> [Data excerpts]:
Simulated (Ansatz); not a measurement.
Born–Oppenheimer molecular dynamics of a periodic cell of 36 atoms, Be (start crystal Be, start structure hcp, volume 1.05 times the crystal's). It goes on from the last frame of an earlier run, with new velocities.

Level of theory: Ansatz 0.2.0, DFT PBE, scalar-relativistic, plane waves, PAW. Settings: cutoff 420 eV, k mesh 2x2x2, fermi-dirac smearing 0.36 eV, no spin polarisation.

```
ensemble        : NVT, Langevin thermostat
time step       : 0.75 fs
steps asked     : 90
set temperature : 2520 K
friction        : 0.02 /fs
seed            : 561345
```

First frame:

> [Work instruction]: Each entry is to be retyped precisely as it stands.

> [Problem solution]:
Simulated (Ansatz); not a measurement.
Born–Oppenheimer molecular dynamics of a periodic cell of 36 atoms, Be (start crystal Be, start structure hcp, volume 1.05 times the crystal's). It goes on from the last frame of an earlier run, with new velocities.

Level of theory: Ansatz 0.2.0, DFT PBE, scalar-relativistic, plane waves, PAW. Settings: cutoff 420 eV, k mesh 2x2x2, fermi-dirac smearing 0.36 eV, no spin polarisation.

```
ensemble        : NVT, Langevin thermostat
time step       : 0.75 fs
steps asked     : 90
set temperature : 2520 K
friction        : 0.02 /fs
seed            : 561345
```

First frame:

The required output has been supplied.